> Work instruction
Each line below is to be copied out exactly, and none may be omitted.

> Source information
------------------------

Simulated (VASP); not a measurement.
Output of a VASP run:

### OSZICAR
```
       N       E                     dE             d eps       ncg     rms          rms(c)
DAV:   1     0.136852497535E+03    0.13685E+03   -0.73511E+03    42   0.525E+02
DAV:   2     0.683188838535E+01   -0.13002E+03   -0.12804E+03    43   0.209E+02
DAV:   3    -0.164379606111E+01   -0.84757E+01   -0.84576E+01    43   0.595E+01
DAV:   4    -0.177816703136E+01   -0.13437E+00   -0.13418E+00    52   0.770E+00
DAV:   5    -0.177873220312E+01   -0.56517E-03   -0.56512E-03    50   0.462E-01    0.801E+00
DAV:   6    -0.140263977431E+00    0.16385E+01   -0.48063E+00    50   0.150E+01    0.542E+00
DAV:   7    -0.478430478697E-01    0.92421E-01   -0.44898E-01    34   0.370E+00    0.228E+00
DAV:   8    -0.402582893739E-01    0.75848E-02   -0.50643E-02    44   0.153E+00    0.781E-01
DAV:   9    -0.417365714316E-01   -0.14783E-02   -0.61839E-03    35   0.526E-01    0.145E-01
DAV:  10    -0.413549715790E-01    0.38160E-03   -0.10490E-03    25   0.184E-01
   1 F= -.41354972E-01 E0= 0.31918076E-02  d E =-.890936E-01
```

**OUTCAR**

------------------------

> Answer box
Simulated (VASP); not a measurement.
Output of a VASP run:

### OSZICAR
```
       N       E                     dE             d eps       ncg     rms          rms(c)
DAV:   1     0.136852497535E+03    0.13685E+03   -0.73511E+03    42   0.525E+02
DAV:   2     0.683188838535E+01   -0.13002E+03   -0.12804E+03    43   0.209E+02
DAV:   3    -0.164379606111E+01   -0.84757E+01   -0.84576E+01    43   0.595E+01
DAV:   4    -0.177816703136E+01   -0.13437E+00   -0.13418E+00    52   0.770E+00
DAV:   5    -0.177873220312E+01   -0.56517E-03   -0.56512E-03    50   0.462E-01    0.801E+00
DAV:   6    -0.140263977431E+00    0.16385E+01   -0.48063E+00    50   0.150E+01    0.542E+00
DAV:   7    -0.478430478697E-01    0.92421E-01   -0.44898E-01    34   0.370E+00    0.228E+00
DAV:   8    -0.402582893739E-01    0.75848E-02   -0.50643E-02    44   0.153E+00    0.781E-01
DAV:   9    -0.417365714316E-01   -0.14783E-02   -0.61839E-03    35   0.526E-01    0.145E-01
DAV:  10    -0.413549715790E-01    0.38160E-03   -0.10490E-03    25   0.184E-01
   1 F= -.41354972E-01 E0= 0.31918076E-02  d E =-.890936E-01
```

**OUTCAR**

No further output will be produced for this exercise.